Work task:
Write each line again exactly as it is, from the opening line of the records below through the one containing "-1.1 | 7.00 |", and add nothing.

Raw data:
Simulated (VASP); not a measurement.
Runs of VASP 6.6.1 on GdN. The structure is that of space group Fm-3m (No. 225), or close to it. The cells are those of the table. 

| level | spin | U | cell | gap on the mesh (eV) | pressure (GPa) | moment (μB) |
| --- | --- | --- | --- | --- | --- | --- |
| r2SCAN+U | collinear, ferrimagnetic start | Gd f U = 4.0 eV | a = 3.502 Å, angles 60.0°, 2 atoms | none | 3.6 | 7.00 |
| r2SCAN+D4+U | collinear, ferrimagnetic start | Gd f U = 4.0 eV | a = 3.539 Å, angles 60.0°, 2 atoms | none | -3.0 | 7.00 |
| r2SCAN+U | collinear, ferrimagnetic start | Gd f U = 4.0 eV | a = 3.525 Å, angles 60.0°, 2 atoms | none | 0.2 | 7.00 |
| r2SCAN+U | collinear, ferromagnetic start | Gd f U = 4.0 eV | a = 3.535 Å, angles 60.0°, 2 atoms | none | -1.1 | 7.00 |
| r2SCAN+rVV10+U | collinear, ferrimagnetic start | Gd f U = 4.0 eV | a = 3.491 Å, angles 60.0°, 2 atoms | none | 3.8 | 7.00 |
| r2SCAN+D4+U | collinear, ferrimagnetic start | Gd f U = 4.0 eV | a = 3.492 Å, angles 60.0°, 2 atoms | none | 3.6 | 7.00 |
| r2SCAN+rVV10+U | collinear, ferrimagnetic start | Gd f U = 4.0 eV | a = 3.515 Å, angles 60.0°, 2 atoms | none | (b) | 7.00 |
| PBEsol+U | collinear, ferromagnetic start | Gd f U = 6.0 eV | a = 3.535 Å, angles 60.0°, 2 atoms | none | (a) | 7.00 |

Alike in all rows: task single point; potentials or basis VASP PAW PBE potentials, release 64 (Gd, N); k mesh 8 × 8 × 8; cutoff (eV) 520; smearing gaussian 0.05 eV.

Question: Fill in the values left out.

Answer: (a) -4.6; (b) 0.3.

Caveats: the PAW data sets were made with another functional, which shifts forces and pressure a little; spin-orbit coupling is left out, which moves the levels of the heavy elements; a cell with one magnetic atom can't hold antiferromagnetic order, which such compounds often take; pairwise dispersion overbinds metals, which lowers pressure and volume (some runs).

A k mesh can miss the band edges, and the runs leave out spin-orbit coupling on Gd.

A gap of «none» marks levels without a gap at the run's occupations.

Answer space:
Simulated (VASP); not a measurement.
Runs of VASP 6.6.1 on GdN. The structure is that of space group Fm-3m (No. 225), or close to it. The cells are those of the table. 

| level | spin | U | cell | gap on the mesh (eV) | pressure (GPa) | moment (μB) |
| --- | --- | --- | --- | --- | --- | --- |
| r2SCAN+U | collinear, ferrimagnetic start | Gd f U = 4.0 eV | a = 3.502 Å, angles 60.0°, 2 atoms | none | 3.6 | 7.00 |
| r2SCAN+D4+U | collinear, ferrimagnetic start | Gd f U = 4.0 eV | a = 3.539 Å, angles 60.0°, 2 atoms | none | -3.0 | 7.00 |
| r2SCAN+U | collinear, ferrimagnetic start | Gd f U = 4.0 eV | a = 3.525 Å, angles 60.0°, 2 atoms | none | 0.2 | 7.00 |
| r2SCAN+U | collinear, ferromagnetic start | Gd f U = 4.0 eV | a = 3.535 Å, angles 60.0°, 2 atoms | none | -1.1 | 7.00 |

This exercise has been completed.